Starting at the first line of the listing below and ending at the line with "The run: single-point", copy each line exactly.

+ + + + + + +

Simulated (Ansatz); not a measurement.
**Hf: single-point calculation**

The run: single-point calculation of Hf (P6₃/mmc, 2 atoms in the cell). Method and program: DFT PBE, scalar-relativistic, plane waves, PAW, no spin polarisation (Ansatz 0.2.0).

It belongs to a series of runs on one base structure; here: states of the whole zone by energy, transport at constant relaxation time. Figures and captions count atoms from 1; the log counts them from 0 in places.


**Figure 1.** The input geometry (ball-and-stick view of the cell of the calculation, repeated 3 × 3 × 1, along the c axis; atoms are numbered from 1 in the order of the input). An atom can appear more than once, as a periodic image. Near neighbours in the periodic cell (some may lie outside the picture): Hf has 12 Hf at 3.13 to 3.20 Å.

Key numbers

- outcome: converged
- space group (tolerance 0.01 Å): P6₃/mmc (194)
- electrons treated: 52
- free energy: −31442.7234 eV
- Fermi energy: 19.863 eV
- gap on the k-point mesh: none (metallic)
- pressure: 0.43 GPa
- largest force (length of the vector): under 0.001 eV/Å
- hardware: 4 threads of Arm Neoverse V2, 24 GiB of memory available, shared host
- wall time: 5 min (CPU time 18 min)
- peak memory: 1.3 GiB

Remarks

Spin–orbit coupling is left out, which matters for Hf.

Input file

+ + + + + + +

» **EXERCISE ANSWER**:
Simulated (Ansatz); not a measurement.
**Hf: single-point calculation**

The run: single-point calculation of Hf (P6₃/mmc, 2 atoms in the cell). Method and program: DFT PBE, scalar-relativistic, plane waves, PAW, no spin polarisation (Ansatz 0.2.0).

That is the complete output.